*** Supplied entries Section Begins ***
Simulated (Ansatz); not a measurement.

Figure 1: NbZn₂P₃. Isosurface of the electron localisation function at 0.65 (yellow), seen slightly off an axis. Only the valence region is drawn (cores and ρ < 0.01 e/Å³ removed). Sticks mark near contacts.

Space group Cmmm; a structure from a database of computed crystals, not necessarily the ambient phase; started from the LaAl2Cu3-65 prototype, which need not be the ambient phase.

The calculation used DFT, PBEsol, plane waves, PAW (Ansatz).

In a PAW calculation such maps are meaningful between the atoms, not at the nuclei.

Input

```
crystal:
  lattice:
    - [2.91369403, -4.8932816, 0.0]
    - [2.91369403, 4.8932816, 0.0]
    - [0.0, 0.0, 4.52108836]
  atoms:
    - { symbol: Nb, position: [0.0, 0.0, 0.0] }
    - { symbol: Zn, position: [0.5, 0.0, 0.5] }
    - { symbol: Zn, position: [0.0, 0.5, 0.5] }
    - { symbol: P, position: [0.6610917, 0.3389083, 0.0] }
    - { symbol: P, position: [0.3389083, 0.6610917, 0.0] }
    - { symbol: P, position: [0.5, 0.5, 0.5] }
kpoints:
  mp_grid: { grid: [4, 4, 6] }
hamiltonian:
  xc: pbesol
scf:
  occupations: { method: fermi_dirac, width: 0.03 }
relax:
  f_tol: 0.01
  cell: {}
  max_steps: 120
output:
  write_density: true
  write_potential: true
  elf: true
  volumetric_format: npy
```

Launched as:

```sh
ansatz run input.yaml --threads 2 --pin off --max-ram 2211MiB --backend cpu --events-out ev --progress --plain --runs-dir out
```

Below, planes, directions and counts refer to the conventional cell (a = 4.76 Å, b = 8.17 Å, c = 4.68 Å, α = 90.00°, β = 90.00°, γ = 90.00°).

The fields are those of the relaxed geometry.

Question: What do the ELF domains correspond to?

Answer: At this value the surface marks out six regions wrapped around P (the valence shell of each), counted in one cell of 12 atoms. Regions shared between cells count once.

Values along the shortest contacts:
*** Supplied entries Section Ends ***

## Required action
From the first line of the listing above through the line that contains "Figure 1: NbZn₂P₃.", retype every line exactly, and write nothing else.

## Task response
Simulated (Ansatz); not a measurement.

Figure 1: NbZn₂P₃. Isosurface of the electron localisation function at 0.65 (yellow), seen slightly off an axis. Only the valence region is drawn (cores and ρ < 0.01 e/Å³ removed). Sticks mark near contacts.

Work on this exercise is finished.